**Work task:** Every line below between the line holding "5.35 | 0.0017 |" and the line holding "6.11 | 0.032 |", inclusive, should be repeated exactly, and all other lines omitted.

**Supplied information:**
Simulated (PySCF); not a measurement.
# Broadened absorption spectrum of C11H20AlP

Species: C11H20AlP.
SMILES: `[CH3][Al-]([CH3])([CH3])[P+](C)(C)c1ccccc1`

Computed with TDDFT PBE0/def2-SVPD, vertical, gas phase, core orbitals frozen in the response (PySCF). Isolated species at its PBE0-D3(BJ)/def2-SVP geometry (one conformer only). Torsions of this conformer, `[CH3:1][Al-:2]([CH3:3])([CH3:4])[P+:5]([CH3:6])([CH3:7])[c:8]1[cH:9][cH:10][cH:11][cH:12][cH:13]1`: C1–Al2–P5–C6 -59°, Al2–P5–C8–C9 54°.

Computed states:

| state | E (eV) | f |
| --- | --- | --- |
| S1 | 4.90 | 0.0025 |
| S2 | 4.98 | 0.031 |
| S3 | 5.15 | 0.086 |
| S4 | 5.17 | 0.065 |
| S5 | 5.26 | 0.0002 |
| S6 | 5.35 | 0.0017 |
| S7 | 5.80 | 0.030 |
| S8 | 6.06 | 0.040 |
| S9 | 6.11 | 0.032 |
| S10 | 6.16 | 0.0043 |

**Written solution:**
| S6 | 5.35 | 0.0017 |
| S7 | 5.80 | 0.030 |
| S8 | 6.06 | 0.040 |
| S9 | 6.11 | 0.032 |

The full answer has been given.